§ **Task item**: From the listing below, retype exactly the line holding "Fill in the values left out.", the line holding "A k mesh can", and the lines between them; skip everything else.

•••••
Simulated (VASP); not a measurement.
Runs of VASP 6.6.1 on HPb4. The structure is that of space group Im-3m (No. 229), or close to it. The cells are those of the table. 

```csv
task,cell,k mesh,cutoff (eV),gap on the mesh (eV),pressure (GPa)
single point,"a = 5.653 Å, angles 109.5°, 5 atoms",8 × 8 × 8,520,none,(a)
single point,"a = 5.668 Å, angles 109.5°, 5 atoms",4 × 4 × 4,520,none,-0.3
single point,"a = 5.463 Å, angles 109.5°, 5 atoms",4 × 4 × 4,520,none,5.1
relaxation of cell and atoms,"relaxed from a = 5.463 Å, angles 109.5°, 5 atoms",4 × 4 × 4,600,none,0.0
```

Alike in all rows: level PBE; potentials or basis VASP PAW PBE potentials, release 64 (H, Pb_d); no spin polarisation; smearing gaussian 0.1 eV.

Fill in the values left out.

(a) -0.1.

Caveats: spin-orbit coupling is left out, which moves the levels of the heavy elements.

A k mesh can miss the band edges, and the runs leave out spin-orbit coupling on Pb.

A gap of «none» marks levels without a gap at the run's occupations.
•••••

§ **Exercise answer**:
Fill in the values left out.

(a) -0.1.

Caveats: spin-orbit coupling is left out, which moves the levels of the heavy elements.

A k mesh can miss the band edges, and the runs leave out spin-orbit coupling on Pb.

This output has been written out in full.